· · · ·
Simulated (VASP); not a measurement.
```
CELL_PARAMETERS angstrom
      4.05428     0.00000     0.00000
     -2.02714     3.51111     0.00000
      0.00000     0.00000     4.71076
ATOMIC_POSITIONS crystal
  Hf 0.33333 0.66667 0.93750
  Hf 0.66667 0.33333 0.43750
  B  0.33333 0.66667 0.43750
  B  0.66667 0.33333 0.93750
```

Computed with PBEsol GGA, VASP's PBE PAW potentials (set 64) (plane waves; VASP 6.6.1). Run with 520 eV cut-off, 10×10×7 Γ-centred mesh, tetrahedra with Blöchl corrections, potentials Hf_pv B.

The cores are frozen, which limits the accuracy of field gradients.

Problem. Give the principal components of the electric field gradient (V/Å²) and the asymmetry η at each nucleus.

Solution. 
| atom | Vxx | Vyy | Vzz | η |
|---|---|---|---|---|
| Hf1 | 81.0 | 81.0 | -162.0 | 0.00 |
· · · ·

* _ASSIGNED TASK_
Please reproduce exactly the lines above, beginning with the first and ending with the line that contains "Computed with PBEsol", and include nothing outside that range.

* _WRITTEN SOLUTION_
Simulated (VASP); not a measurement.
```
CELL_PARAMETERS angstrom
      4.05428     0.00000     0.00000
     -2.02714     3.51111     0.00000
      0.00000     0.00000     4.71076
ATOMIC_POSITIONS crystal
  Hf 0.33333 0.66667 0.93750
  Hf 0.66667 0.33333 0.43750
  B  0.33333 0.66667 0.43750
  B  0.66667 0.33333 0.93750
```

Computed with PBEsol GGA, VASP's PBE PAW potentials (set 64) (plane waves; VASP 6.6.1). Run with 520 eV cut-off, 10×10×7 Γ-centred mesh, tetrahedra with Blöchl corrections, potentials Hf_pv B.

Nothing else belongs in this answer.